**GIVEN DATA**
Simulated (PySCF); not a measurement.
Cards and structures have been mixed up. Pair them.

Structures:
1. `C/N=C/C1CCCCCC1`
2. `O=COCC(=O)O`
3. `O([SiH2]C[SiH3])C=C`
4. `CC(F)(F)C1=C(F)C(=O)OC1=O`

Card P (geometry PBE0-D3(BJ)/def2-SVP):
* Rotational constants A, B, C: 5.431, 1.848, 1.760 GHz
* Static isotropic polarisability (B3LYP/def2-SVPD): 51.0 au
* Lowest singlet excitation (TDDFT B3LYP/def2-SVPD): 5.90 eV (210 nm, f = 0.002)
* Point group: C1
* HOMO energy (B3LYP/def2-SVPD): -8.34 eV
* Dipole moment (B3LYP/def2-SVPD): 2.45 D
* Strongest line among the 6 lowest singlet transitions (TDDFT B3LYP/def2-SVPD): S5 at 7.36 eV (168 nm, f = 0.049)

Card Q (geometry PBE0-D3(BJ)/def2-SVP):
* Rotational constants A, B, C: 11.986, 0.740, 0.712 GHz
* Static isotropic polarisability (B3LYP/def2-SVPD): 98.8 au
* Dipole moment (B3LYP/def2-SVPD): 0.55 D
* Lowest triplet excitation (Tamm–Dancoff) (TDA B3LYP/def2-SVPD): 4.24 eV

**EXERCISE**
A word-for-word copy of the entries, from the first line through the line containing "(B3LYP/def2-SVPD): 51.0 au", is the whole answer.

**EXERCISE RESPONSE**
Simulated (PySCF); not a measurement.
Cards and structures have been mixed up. Pair them.

Structures:
1. `C/N=C/C1CCCCCC1`
2. `O=COCC(=O)O`
3. `O([SiH2]C[SiH3])C=C`
4. `CC(F)(F)C1=C(F)C(=O)OC1=O`

Card P (geometry PBE0-D3(BJ)/def2-SVP):
* Rotational constants A, B, C: 5.431, 1.848, 1.760 GHz
* Static isotropic polarisability (B3LYP/def2-SVPD): 51.0 au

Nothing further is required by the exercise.